Supplied records
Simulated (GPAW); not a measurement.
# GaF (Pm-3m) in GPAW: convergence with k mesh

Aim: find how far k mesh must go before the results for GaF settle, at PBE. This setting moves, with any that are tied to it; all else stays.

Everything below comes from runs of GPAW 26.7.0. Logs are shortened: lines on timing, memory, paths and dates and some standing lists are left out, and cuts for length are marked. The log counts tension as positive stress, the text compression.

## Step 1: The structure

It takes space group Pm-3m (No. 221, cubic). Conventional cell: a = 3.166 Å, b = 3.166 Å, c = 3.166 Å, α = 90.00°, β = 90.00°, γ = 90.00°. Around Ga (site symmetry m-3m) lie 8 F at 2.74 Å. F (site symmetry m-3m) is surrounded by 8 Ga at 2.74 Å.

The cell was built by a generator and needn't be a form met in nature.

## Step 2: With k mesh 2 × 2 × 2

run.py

Assignment
Please return the records above exactly as they are written.

Answer section
Simulated (GPAW); not a measurement.
# GaF (Pm-3m) in GPAW: convergence with k mesh

Aim: find how far k mesh must go before the results for GaF settle, at PBE. This setting moves, with any that are tied to it; all else stays.

Everything below comes from runs of GPAW 26.7.0. Logs are shortened: lines on timing, memory, paths and dates and some standing lists are left out, and cuts for length are marked. The log counts tension as positive stress, the text compression.

## Step 1: The structure

It takes space group Pm-3m (No. 221, cubic). Conventional cell: a = 3.166 Å, b = 3.166 Å, c = 3.166 Å, α = 90.00°, β = 90.00°, γ = 90.00°. Around Ga (site symmetry m-3m) lie 8 F at 2.74 Å. F (site symmetry m-3m) is surrounded by 8 Ga at 2.74 Å.

The cell was built by a generator and needn't be a form met in nature.

## Step 2: With k mesh 2 × 2 × 2

run.py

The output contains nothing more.